▶ _Activity_:
Reproduce the entire listing below verbatim.

▶ _Entries provided_:
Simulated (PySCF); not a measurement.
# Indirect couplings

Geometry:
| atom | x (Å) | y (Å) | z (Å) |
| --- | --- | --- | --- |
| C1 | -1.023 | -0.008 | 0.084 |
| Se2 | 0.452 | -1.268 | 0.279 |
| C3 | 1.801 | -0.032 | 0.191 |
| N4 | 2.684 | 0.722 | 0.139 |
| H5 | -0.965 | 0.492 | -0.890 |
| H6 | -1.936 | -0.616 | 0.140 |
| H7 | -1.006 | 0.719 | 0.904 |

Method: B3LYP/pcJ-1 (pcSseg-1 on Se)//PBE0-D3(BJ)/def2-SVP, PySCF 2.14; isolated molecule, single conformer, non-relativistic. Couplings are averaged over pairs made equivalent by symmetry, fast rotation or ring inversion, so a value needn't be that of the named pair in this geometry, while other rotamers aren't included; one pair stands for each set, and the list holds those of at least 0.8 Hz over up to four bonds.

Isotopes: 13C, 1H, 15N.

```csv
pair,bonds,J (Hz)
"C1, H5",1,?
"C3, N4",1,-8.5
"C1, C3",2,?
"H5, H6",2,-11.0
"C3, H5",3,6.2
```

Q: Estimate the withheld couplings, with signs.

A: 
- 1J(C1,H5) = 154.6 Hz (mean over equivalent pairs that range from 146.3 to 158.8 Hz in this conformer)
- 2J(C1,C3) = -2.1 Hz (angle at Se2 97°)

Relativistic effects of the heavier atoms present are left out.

▶ _Exercise answer_:
Simulated (PySCF); not a measurement.
# Indirect couplings

Geometry:
| atom | x (Å) | y (Å) | z (Å) |
| --- | --- | --- | --- |
| C1 | -1.023 | -0.008 | 0.084 |
| Se2 | 0.452 | -1.268 | 0.279 |
| C3 | 1.801 | -0.032 | 0.191 |
| N4 | 2.684 | 0.722 | 0.139 |
| H5 | -0.965 | 0.492 | -0.890 |
| H6 | -1.936 | -0.616 | 0.140 |
| H7 | -1.006 | 0.719 | 0.904 |

Method: B3LYP/pcJ-1 (pcSseg-1 on Se)//PBE0-D3(BJ)/def2-SVP, PySCF 2.14; isolated molecule, single conformer, non-relativistic. Couplings are averaged over pairs made equivalent by symmetry, fast rotation or ring inversion, so a value needn't be that of the named pair in this geometry, while other rotamers aren't included; one pair stands for each set, and the list holds those of at least 0.8 Hz over up to four bonds.

Isotopes: 13C, 1H, 15N.

```csv
pair,bonds,J (Hz)
"C1, H5",1,?
"C3, N4",1,-8.5
"C1, C3",2,?
"H5, H6",2,-11.0
"C3, H5",3,6.2
```

Q: Estimate the withheld couplings, with signs.

A: 
- 1J(C1,H5) = 154.6 Hz (mean over equivalent pairs that range from 146.3 to 158.8 Hz in this conformer)
- 2J(C1,C3) = -2.1 Hz (angle at Se2 97°)

Relativistic effects of the heavier atoms present are left out.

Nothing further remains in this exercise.